• **Exercise**: When you reach the line containing "Geometry relaxation, with" in the data below, begin returning lines exactly as written, and stop once the line containing "Fig. 1: The" has been returned.

• **Data listing**:
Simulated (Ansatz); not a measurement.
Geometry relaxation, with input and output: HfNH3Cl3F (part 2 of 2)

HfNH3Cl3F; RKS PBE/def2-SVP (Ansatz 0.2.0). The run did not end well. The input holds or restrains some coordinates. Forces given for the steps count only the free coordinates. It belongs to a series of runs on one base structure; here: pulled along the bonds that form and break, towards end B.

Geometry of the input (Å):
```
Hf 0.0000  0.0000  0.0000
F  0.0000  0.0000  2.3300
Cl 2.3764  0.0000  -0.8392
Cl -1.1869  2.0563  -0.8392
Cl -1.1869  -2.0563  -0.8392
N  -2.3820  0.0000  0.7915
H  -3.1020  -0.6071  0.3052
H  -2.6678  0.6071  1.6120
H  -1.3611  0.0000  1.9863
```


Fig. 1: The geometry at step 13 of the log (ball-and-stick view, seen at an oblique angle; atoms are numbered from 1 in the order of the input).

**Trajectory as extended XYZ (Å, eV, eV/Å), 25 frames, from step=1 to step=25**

• **Result**:
Geometry relaxation, with input and output: HfNH3Cl3F (part 2 of 2)

HfNH3Cl3F; RKS PBE/def2-SVP (Ansatz 0.2.0). The run did not end well. The input holds or restrains some coordinates. Forces given for the steps count only the free coordinates. It belongs to a series of runs on one base structure; here: pulled along the bonds that form and break, towards end B.

Geometry of the input (Å):
```
Hf 0.0000  0.0000  0.0000
F  0.0000  0.0000  2.3300
Cl 2.3764  0.0000  -0.8392
Cl -1.1869  2.0563  -0.8392
Cl -1.1869  -2.0563  -0.8392
N  -2.3820  0.0000  0.7915
H  -3.1020  -0.6071  0.3052
H  -2.6678  0.6071  1.6120
H  -1.3611  0.0000  1.9863
```


Fig. 1: The geometry at step 13 of the log (ball-and-stick view, seen at an oblique angle; atoms are numbered from 1 in the order of the input).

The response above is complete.